**Requirement**. Only the lines from the top of the following listing through the line with "Task: Estimate the wall time of this run." belong in your answer, exactly as written.

◆ ◆ ◆ ◆ ◆

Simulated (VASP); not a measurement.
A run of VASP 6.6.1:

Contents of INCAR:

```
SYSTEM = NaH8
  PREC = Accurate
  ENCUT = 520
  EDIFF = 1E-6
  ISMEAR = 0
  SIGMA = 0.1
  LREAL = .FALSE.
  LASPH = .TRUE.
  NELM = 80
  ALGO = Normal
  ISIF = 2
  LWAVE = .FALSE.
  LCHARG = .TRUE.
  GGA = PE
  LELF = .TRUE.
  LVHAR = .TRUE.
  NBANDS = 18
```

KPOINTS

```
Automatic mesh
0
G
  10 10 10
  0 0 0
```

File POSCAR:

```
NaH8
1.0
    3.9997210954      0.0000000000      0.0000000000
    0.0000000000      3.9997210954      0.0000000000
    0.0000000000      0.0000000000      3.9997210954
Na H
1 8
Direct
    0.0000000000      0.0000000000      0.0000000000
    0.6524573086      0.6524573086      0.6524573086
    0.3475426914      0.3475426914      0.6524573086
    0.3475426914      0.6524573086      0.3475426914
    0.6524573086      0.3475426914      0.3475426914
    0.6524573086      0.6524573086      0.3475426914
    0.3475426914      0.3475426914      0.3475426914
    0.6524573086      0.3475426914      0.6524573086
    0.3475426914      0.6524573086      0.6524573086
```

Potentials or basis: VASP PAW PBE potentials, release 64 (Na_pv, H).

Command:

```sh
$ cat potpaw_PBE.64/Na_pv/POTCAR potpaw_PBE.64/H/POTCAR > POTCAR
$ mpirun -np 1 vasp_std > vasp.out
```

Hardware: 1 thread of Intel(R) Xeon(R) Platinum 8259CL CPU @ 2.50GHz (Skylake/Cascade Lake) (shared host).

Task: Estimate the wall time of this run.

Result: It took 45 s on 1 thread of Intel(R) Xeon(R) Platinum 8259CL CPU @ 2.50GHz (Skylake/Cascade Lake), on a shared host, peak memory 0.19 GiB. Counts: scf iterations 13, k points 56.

◆ ◆ ◆ ◆ ◆

**Answer box**.
Simulated (VASP); not a measurement.
A run of VASP 6.6.1:

Contents of INCAR:

```
SYSTEM = NaH8
  PREC = Accurate
  ENCUT = 520
  EDIFF = 1E-6
  ISMEAR = 0
  SIGMA = 0.1
  LREAL = .FALSE.
  LASPH = .TRUE.
  NELM = 80
  ALGO = Normal
  ISIF = 2
  LWAVE = .FALSE.
  LCHARG = .TRUE.
  GGA = PE
  LELF = .TRUE.
  LVHAR = .TRUE.
  NBANDS = 18
```

KPOINTS

```
Automatic mesh
0
G
  10 10 10
  0 0 0
```

File POSCAR:

```
NaH8
1.0
    3.9997210954      0.0000000000      0.0000000000
    0.0000000000      3.9997210954      0.0000000000
    0.0000000000      0.0000000000      3.9997210954
Na H
1 8
Direct
    0.0000000000      0.0000000000      0.0000000000
    0.6524573086      0.6524573086      0.6524573086
    0.3475426914      0.3475426914      0.6524573086
    0.3475426914      0.6524573086      0.3475426914
    0.6524573086      0.3475426914      0.3475426914
    0.6524573086      0.6524573086      0.3475426914
    0.3475426914      0.3475426914      0.3475426914
    0.6524573086      0.3475426914      0.6524573086
    0.3475426914      0.6524573086      0.6524573086
```

Potentials or basis: VASP PAW PBE potentials, release 64 (Na_pv, H).

Command:

```sh
$ cat potpaw_PBE.64/Na_pv/POTCAR potpaw_PBE.64/H/POTCAR > POTCAR
$ mpirun -np 1 vasp_std > vasp.out
```

Hardware: 1 thread of Intel(R) Xeon(R) Platinum 8259CL CPU @ 2.50GHz (Skylake/Cascade Lake) (shared host).

Task: Estimate the wall time of this run.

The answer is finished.